> **Work instruction**:
Each line of the listing is to be copied exactly.

> **Provided information**:
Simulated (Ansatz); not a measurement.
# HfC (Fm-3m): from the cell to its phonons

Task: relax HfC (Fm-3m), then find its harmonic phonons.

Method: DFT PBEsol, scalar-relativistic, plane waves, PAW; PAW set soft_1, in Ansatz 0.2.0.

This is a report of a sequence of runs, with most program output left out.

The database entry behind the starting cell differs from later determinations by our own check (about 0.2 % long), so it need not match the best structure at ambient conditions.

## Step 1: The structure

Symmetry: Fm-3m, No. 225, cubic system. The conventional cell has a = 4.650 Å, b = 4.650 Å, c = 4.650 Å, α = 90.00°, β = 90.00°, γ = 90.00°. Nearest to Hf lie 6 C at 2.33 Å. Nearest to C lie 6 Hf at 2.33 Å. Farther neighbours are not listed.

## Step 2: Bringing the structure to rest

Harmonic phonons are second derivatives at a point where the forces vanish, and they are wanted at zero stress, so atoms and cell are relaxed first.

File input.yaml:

> **Reply**:
Simulated (Ansatz); not a measurement.
# HfC (Fm-3m): from the cell to its phonons

Task: relax HfC (Fm-3m), then find its harmonic phonons.

Method: DFT PBEsol, scalar-relativistic, plane waves, PAW; PAW set soft_1, in Ansatz 0.2.0.

This is a report of a sequence of runs, with most program output left out.

The database entry behind the starting cell differs from later determinations by our own check (about 0.2 % long), so it need not match the best structure at ambient conditions.

## Step 1: The structure

Symmetry: Fm-3m, No. 225, cubic system. The conventional cell has a = 4.650 Å, b = 4.650 Å, c = 4.650 Å, α = 90.00°, β = 90.00°, γ = 90.00°. Nearest to Hf lie 6 C at 2.33 Å. Nearest to C lie 6 Hf at 2.33 Å. Farther neighbours are not listed.

## Step 2: Bringing the structure to rest

Harmonic phonons are second derivatives at a point where the forces vanish, and they are wanted at zero stress, so atoms and cell are relaxed first.

File input.yaml:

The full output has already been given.